§ EXERCISE: For each record here, output an exact copy.

- - - -
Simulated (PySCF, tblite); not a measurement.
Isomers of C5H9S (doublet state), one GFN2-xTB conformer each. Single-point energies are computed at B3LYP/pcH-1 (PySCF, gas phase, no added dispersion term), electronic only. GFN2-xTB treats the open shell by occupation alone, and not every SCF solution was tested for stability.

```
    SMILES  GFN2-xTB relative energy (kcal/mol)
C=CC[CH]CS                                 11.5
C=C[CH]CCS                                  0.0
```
- - - -

§ ANSWER SPACE:
Simulated (PySCF, tblite); not a measurement.
Isomers of C5H9S (doublet state), one GFN2-xTB conformer each. Single-point energies are computed at B3LYP/pcH-1 (PySCF, gas phase, no added dispersion term), electronic only. GFN2-xTB treats the open shell by occupation alone, and not every SCF solution was tested for stability.

```
    SMILES  GFN2-xTB relative energy (kcal/mol)
C=CC[CH]CS                                 11.5
C=C[CH]CCS                                  0.0
```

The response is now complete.